Exercise
From the first line of the data through the line containing "Quantity: the energy", return each line exactly.

┌─ Input data

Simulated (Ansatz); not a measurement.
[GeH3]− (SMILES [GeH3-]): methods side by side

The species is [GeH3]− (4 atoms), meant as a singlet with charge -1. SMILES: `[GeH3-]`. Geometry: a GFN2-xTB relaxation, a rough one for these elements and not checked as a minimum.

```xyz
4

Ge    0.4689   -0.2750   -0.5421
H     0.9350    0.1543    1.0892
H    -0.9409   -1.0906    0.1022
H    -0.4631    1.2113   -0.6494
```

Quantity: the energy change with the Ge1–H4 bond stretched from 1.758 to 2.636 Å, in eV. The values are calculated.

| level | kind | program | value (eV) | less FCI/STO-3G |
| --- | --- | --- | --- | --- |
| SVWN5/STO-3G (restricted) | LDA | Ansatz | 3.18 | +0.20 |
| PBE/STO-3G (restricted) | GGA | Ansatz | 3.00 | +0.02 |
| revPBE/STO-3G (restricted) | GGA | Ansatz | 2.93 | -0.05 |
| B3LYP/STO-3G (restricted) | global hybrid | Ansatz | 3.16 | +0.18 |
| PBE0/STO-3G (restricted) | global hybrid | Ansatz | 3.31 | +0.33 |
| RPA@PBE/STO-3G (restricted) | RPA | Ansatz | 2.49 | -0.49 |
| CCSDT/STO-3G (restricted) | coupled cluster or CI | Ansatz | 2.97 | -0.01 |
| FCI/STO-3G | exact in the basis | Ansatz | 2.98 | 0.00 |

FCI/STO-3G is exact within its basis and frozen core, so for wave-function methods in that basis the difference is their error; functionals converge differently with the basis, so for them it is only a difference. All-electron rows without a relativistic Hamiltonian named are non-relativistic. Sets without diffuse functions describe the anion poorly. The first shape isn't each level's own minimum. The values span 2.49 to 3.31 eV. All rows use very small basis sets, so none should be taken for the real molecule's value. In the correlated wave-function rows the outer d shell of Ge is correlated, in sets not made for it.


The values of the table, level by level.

└─

Task answer
Simulated (Ansatz); not a measurement.
[GeH3]− (SMILES [GeH3-]): methods side by side

The species is [GeH3]− (4 atoms), meant as a singlet with charge -1. SMILES: `[GeH3-]`. Geometry: a GFN2-xTB relaxation, a rough one for these elements and not checked as a minimum.

```xyz
4

Ge    0.4689   -0.2750   -0.5421
H     0.9350    0.1543    1.0892
H    -0.9409   -1.0906    0.1022
H    -0.4631    1.2113   -0.6494
```

Quantity: the energy change with the Ge1–H4 bond stretched from 1.758 to 2.636 Å, in eV. The values are calculated.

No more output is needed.